+++ Dataset excerpts +++

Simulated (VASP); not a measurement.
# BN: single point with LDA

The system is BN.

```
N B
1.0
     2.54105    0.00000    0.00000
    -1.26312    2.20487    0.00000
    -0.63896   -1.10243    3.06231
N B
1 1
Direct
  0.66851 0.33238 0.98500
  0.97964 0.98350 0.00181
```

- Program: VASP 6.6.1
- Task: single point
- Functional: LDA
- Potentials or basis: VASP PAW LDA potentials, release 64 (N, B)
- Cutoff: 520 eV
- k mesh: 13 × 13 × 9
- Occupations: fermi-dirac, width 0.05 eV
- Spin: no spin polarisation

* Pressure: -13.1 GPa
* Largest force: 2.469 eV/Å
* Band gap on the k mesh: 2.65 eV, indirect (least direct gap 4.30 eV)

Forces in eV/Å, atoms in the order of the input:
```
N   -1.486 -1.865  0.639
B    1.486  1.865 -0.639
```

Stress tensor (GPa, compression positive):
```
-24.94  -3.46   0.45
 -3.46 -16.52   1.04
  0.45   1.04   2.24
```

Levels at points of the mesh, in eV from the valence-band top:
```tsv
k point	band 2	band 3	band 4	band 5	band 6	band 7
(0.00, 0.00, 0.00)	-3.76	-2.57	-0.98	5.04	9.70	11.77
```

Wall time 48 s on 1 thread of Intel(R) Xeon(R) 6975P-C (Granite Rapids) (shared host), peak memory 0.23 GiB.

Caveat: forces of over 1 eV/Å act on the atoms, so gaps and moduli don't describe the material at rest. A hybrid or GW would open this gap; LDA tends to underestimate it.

+++

# Work request:
Copy out the range of lines above starting at the line with "- Potentials or" and ending at the line with "Wall time 48", exactly and including both.

# Answer box:
- Potentials or basis: VASP PAW LDA potentials, release 64 (N, B)
- Cutoff: 520 eV
- k mesh: 13 × 13 × 9
- Occupations: fermi-dirac, width 0.05 eV
- Spin: no spin polarisation

* Pressure: -13.1 GPa
* Largest force: 2.469 eV/Å
* Band gap on the k mesh: 2.65 eV, indirect (least direct gap 4.30 eV)

Forces in eV/Å, atoms in the order of the input:
```
N   -1.486 -1.865  0.639
B    1.486  1.865 -0.639
```

Stress tensor (GPa, compression positive):
```
-24.94  -3.46   0.45
 -3.46 -16.52   1.04
  0.45   1.04   2.24
```

Levels at points of the mesh, in eV from the valence-band top:
```tsv
k point	band 2	band 3	band 4	band 5	band 6	band 7
(0.00, 0.00, 0.00)	-3.76	-2.57	-0.98	5.04	9.70	11.77
```

Wall time 48 s on 1 thread of Intel(R) Xeon(R) 6975P-C (Granite Rapids) (shared host), peak memory 0.23 GiB.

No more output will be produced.